## Activity
Working from the listing below, set down every line exactly.

## Study material
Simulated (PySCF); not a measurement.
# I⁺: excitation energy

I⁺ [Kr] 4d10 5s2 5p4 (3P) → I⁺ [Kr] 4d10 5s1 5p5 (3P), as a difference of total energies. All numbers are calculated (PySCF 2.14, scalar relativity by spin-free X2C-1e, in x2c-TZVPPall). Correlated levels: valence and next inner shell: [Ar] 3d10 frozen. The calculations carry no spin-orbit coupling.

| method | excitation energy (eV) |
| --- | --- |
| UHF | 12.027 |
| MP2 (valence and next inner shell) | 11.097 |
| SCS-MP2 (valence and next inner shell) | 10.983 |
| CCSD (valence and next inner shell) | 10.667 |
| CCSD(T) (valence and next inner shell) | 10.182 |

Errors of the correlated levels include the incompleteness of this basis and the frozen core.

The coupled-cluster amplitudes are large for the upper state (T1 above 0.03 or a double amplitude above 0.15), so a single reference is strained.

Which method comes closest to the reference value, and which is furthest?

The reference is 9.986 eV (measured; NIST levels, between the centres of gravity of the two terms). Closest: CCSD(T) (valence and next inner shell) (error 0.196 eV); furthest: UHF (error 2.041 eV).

## Task output
Simulated (PySCF); not a measurement.
# I⁺: excitation energy

I⁺ [Kr] 4d10 5s2 5p4 (3P) → I⁺ [Kr] 4d10 5s1 5p5 (3P), as a difference of total energies. All numbers are calculated (PySCF 2.14, scalar relativity by spin-free X2C-1e, in x2c-TZVPPall). Correlated levels: valence and next inner shell: [Ar] 3d10 frozen. The calculations carry no spin-orbit coupling.

| method | excitation energy (eV) |
| --- | --- |
| UHF | 12.027 |
| MP2 (valence and next inner shell) | 11.097 |
| SCS-MP2 (valence and next inner shell) | 10.983 |
| CCSD (valence and next inner shell) | 10.667 |
| CCSD(T) (valence and next inner shell) | 10.182 |

Errors of the correlated levels include the incompleteness of this basis and the frozen core.

The coupled-cluster amplitudes are large for the upper state (T1 above 0.03 or a double amplitude above 0.15), so a single reference is strained.

Which method comes closest to the reference value, and which is furthest?

The reference is 9.986 eV (measured; NIST levels, between the centres of gravity of the two terms). Closest: CCSD(T) (valence and next inner shell) (error 0.196 eV); furthest: UHF (error 2.041 eV).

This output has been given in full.